□ □ □
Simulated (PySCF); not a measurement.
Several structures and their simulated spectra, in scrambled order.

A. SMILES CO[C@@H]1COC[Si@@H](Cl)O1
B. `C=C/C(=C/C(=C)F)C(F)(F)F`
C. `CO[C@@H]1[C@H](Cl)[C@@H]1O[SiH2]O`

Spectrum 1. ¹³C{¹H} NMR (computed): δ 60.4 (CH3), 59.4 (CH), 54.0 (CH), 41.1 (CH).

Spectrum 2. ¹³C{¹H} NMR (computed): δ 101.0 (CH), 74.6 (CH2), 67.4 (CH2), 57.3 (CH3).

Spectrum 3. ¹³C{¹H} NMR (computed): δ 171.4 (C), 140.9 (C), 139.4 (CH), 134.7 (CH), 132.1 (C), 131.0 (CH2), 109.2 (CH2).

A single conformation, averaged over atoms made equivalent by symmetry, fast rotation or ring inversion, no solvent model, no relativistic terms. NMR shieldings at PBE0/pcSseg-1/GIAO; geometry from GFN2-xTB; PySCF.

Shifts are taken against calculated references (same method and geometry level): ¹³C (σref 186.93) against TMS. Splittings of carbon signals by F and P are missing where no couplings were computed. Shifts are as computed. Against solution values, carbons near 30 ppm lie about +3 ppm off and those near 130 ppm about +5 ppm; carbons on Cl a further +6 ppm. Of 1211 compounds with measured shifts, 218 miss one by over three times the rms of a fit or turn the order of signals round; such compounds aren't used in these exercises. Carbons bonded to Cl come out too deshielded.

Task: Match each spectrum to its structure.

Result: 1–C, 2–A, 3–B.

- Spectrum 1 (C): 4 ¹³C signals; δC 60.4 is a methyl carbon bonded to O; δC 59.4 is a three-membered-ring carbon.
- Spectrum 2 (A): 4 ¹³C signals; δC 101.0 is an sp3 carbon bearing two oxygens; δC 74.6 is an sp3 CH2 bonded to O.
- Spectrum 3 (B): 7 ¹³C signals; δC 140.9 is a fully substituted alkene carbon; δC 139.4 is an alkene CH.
□ □ □

> **Action item**
Word for word, restate the lines above from the line containing "(CH), 41.1 (CH)." through the line containing "- Spectrum 2", with both included and nothing else.

> **Your solution**
Spectrum 1. ¹³C{¹H} NMR (computed): δ 60.4 (CH3), 59.4 (CH), 54.0 (CH), 41.1 (CH).

Spectrum 2. ¹³C{¹H} NMR (computed): δ 101.0 (CH), 74.6 (CH2), 67.4 (CH2), 57.3 (CH3).

Spectrum 3. ¹³C{¹H} NMR (computed): δ 171.4 (C), 140.9 (C), 139.4 (CH), 134.7 (CH), 132.1 (C), 131.0 (CH2), 109.2 (CH2).

A single conformation, averaged over atoms made equivalent by symmetry, fast rotation or ring inversion, no solvent model, no relativistic terms. NMR shieldings at PBE0/pcSseg-1/GIAO; geometry from GFN2-xTB; PySCF.

Shifts are taken against calculated references (same method and geometry level): ¹³C (σref 186.93) against TMS. Splittings of carbon signals by F and P are missing where no couplings were computed. Shifts are as computed. Against solution values, carbons near 30 ppm lie about +3 ppm off and those near 130 ppm about +5 ppm; carbons on Cl a further +6 ppm. Of 1211 compounds with measured shifts, 218 miss one by over three times the rms of a fit or turn the order of signals round; such compounds aren't used in these exercises. Carbons bonded to Cl come out too deshielded.

Task: Match each spectrum to its structure.

Result: 1–C, 2–A, 3–B.

- Spectrum 1 (C): 4 ¹³C signals; δC 60.4 is a methyl carbon bonded to O; δC 59.4 is a three-membered-ring carbon.
- Spectrum 2 (A): 4 ¹³C signals; δC 101.0 is an sp3 carbon bearing two oxygens; δC 74.6 is an sp3 CH2 bonded to O.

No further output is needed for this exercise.